**********

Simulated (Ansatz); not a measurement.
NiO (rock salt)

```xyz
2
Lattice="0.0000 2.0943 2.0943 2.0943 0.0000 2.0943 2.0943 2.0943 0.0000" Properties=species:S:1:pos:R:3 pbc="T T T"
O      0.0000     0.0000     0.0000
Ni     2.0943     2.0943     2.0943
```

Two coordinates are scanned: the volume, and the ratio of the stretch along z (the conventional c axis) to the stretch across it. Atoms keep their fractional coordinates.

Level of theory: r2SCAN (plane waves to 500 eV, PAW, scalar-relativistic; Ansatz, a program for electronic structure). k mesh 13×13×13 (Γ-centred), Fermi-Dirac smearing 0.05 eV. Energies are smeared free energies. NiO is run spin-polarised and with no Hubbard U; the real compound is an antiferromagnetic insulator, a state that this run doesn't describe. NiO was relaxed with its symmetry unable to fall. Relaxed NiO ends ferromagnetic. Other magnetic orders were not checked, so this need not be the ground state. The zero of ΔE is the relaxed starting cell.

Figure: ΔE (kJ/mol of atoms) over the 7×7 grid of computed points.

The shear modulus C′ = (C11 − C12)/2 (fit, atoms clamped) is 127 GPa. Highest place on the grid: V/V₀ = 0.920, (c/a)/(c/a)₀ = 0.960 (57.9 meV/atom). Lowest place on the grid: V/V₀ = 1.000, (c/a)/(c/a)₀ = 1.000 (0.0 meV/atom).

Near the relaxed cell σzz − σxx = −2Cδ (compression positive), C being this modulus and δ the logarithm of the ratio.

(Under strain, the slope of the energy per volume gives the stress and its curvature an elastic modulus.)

**********

Transcribe each entry. Leave nothing out.

=== WRITTEN SOLUTION ===
Simulated (Ansatz); not a measurement.
NiO (rock salt)

```xyz
2
Lattice="0.0000 2.0943 2.0943 2.0943 0.0000 2.0943 2.0943 2.0943 0.0000" Properties=species:S:1:pos:R:3 pbc="T T T"
O      0.0000     0.0000     0.0000
Ni     2.0943     2.0943     2.0943
```

Two coordinates are scanned: the volume, and the ratio of the stretch along z (the conventional c axis) to the stretch across it. Atoms keep their fractional coordinates.

Level of theory: r2SCAN (plane waves to 500 eV, PAW, scalar-relativistic; Ansatz, a program for electronic structure). k mesh 13×13×13 (Γ-centred), Fermi-Dirac smearing 0.05 eV. Energies are smeared free energies. NiO is run spin-polarised and with no Hubbard U; the real compound is an antiferromagnetic insulator, a state that this run doesn't describe. NiO was relaxed with its symmetry unable to fall. Relaxed NiO ends ferromagnetic. Other magnetic orders were not checked, so this need not be the ground state. The zero of ΔE is the relaxed starting cell.

Figure: ΔE (kJ/mol of atoms) over the 7×7 grid of computed points.

The shear modulus C′ = (C11 − C12)/2 (fit, atoms clamped) is 127 GPa. Highest place on the grid: V/V₀ = 0.920, (c/a)/(c/a)₀ = 0.960 (57.9 meV/atom). Lowest place on the grid: V/V₀ = 1.000, (c/a)/(c/a)₀ = 1.000 (0.0 meV/atom).

Near the relaxed cell σzz − σxx = −2Cδ (compression positive), C being this modulus and δ the logarithm of the ratio.

(Under strain, the slope of the energy per volume gives the stress and its curvature an elastic modulus.)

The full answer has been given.